INFORMATION PROVIDED:
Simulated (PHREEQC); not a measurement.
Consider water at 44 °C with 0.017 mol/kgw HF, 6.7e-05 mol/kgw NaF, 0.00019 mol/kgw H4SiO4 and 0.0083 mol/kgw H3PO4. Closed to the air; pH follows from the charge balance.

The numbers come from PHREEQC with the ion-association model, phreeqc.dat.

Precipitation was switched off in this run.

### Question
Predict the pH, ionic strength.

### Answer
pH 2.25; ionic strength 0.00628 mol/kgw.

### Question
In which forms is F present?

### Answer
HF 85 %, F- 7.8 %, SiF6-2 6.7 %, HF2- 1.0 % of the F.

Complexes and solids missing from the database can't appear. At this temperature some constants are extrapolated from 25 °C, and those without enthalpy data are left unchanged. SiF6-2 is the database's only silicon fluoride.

ASSIGNED TASK:
A word-for-word copy of all the entries above is required.

REPLY:
Simulated (PHREEQC); not a measurement.
Consider water at 44 °C with 0.017 mol/kgw HF, 6.7e-05 mol/kgw NaF, 0.00019 mol/kgw H4SiO4 and 0.0083 mol/kgw H3PO4. Closed to the air; pH follows from the charge balance.

The numbers come from PHREEQC with the ion-association model, phreeqc.dat.

Precipitation was switched off in this run.

### Question
Predict the pH, ionic strength.

### Answer
pH 2.25; ionic strength 0.00628 mol/kgw.

### Question
In which forms is F present?

### Answer
HF 85 %, F- 7.8 %, SiF6-2 6.7 %, HF2- 1.0 % of the F.

Complexes and solids missing from the database can't appear. At this temperature some constants are extrapolated from 25 °C, and those without enthalpy data are left unchanged. SiF6-2 is the database's only silicon fluoride.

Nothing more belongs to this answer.